Task item: Copy out the first line of the listing and every line after it, exactly, until you have copied the line containing "-16.1 | 1.2 |".

Dataset:
[Start of Attachment]

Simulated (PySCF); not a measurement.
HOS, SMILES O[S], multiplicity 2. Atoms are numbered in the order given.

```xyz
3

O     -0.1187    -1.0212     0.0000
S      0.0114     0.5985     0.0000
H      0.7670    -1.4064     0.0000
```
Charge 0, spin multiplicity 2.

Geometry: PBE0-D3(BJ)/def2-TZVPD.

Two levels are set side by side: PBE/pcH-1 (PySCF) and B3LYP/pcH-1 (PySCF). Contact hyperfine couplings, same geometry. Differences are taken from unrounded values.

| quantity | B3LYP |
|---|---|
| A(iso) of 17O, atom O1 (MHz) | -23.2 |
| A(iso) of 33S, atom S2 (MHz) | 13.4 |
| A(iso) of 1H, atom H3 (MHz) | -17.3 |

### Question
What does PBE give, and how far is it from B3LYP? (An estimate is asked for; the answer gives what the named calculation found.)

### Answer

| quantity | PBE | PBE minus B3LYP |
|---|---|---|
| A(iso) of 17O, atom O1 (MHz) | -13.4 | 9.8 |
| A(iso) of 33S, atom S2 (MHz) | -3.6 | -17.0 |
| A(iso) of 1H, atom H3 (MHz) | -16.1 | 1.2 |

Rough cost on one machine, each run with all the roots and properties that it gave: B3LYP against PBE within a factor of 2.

[End of Attachment]

Problem solution:
Simulated (PySCF); not a measurement.
HOS, SMILES O[S], multiplicity 2. Atoms are numbered in the order given.

```xyz
3

O     -0.1187    -1.0212     0.0000
S      0.0114     0.5985     0.0000
H      0.7670    -1.4064     0.0000
```
Charge 0, spin multiplicity 2.

Geometry: PBE0-D3(BJ)/def2-TZVPD.

Two levels are set side by side: PBE/pcH-1 (PySCF) and B3LYP/pcH-1 (PySCF). Contact hyperfine couplings, same geometry. Differences are taken from unrounded values.

| quantity | B3LYP |
|---|---|
| A(iso) of 17O, atom O1 (MHz) | -23.2 |
| A(iso) of 33S, atom S2 (MHz) | 13.4 |
| A(iso) of 1H, atom H3 (MHz) | -17.3 |

### Question
What does PBE give, and how far is it from B3LYP? (An estimate is asked for; the answer gives what the named calculation found.)

### Answer

| quantity | PBE | PBE minus B3LYP |
|---|---|---|
| A(iso) of 17O, atom O1 (MHz) | -13.4 | 9.8 |
| A(iso) of 33S, atom S2 (MHz) | -3.6 | -17.0 |
| A(iso) of 1H, atom H3 (MHz) | -16.1 | 1.2 |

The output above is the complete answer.